Requirement ::
Exactly as written, output each record given below.

Records shown ::
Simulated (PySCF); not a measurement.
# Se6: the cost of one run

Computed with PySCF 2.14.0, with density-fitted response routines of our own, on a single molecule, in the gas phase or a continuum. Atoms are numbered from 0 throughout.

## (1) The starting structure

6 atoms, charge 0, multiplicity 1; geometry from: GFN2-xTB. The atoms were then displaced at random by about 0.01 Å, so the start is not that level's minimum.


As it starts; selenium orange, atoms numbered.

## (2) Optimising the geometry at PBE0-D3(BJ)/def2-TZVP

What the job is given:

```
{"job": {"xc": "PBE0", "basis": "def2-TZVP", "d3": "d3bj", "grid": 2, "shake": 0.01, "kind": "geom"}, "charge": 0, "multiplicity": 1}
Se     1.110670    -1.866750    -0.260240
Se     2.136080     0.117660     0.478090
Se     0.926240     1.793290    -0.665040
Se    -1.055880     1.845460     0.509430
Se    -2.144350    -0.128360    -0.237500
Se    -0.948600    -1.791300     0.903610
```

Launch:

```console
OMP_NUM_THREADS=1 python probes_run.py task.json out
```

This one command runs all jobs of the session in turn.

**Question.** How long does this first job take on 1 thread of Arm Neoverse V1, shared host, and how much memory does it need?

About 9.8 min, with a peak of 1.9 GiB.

Answer area ::
Simulated (PySCF); not a measurement.
# Se6: the cost of one run

Computed with PySCF 2.14.0, with density-fitted response routines of our own, on a single molecule, in the gas phase or a continuum. Atoms are numbered from 0 throughout.

## (1) The starting structure

6 atoms, charge 0, multiplicity 1; geometry from: GFN2-xTB. The atoms were then displaced at random by about 0.01 Å, so the start is not that level's minimum.


As it starts; selenium orange, atoms numbered.

## (2) Optimising the geometry at PBE0-D3(BJ)/def2-TZVP

What the job is given:

```
{"job": {"xc": "PBE0", "basis": "def2-TZVP", "d3": "d3bj", "grid": 2, "shake": 0.01, "kind": "geom"}, "charge": 0, "multiplicity": 1}
Se     1.110670    -1.866750    -0.260240
Se     2.136080     0.117660     0.478090
Se     0.926240     1.793290    -0.665040
Se    -1.055880     1.845460     0.509430
Se    -2.144350    -0.128360    -0.237500
Se    -0.948600    -1.791300     0.903610
```

Launch:

```console
OMP_NUM_THREADS=1 python probes_run.py task.json out
```

This one command runs all jobs of the session in turn.

**Question.** How long does this first job take on 1 thread of Arm Neoverse V1, shared host, and how much memory does it need?

About 9.8 min, with a peak of 1.9 GiB.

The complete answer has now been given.